*Brief*: Copy out, exactly, the first line of the entries below and every line after it through the one containing "Simulated single-crystal data".

___ Exercise data ___

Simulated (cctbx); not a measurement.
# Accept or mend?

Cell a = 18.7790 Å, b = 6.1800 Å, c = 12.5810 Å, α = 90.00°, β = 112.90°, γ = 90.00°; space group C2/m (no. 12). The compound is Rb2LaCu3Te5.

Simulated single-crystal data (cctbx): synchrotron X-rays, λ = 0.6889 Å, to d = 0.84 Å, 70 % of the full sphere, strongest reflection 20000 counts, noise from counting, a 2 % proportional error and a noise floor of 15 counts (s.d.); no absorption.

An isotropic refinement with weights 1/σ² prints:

___

*Written solution*:
Simulated (cctbx); not a measurement.
# Accept or mend?

Cell a = 18.7790 Å, b = 6.1800 Å, c = 12.5810 Å, α = 90.00°, β = 112.90°, γ = 90.00°; space group C2/m (no. 12). The compound is Rb2LaCu3Te5.

Simulated single-crystal data (cctbx): synchrotron X-rays, λ = 0.6889 Å, to d = 0.84 Å, 70 % of the full sphere, strongest reflection 20000 counts, noise from counting, a 2 % proportional error and a noise floor of 15 counts (s.d.); no absorption.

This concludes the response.